* Data extract
┄┄┄┄┄┄┄┄┄┄

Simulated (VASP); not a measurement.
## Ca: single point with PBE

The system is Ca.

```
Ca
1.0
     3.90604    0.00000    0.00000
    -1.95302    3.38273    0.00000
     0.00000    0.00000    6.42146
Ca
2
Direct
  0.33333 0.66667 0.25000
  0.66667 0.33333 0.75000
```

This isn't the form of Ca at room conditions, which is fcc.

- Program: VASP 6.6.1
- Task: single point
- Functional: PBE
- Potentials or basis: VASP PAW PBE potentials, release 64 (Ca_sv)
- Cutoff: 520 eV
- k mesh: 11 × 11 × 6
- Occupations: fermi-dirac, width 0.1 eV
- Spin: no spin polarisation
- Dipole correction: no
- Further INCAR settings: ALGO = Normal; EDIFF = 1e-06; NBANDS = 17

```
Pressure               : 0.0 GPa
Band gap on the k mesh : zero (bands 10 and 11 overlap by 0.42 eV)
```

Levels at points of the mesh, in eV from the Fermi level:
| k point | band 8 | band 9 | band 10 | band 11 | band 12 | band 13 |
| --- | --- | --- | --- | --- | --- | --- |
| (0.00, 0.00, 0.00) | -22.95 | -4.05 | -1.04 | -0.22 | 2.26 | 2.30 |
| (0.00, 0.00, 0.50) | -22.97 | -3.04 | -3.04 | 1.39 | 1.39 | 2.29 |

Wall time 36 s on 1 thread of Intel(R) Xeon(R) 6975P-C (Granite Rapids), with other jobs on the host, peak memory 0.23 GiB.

┄┄┄┄┄┄┄┄┄┄

* Required action
Start at the first line of the material and transcribe each line exactly, stopping once the line containing "- Functional: PBE" has been written.

* Task response
Simulated (VASP); not a measurement.
## Ca: single point with PBE

The system is Ca.

```
Ca
1.0
     3.90604    0.00000    0.00000
    -1.95302    3.38273    0.00000
     0.00000    0.00000    6.42146
Ca
2
Direct
  0.33333 0.66667 0.25000
  0.66667 0.33333 0.75000
```

This isn't the form of Ca at room conditions, which is fcc.

- Program: VASP 6.6.1
- Task: single point
- Functional: PBE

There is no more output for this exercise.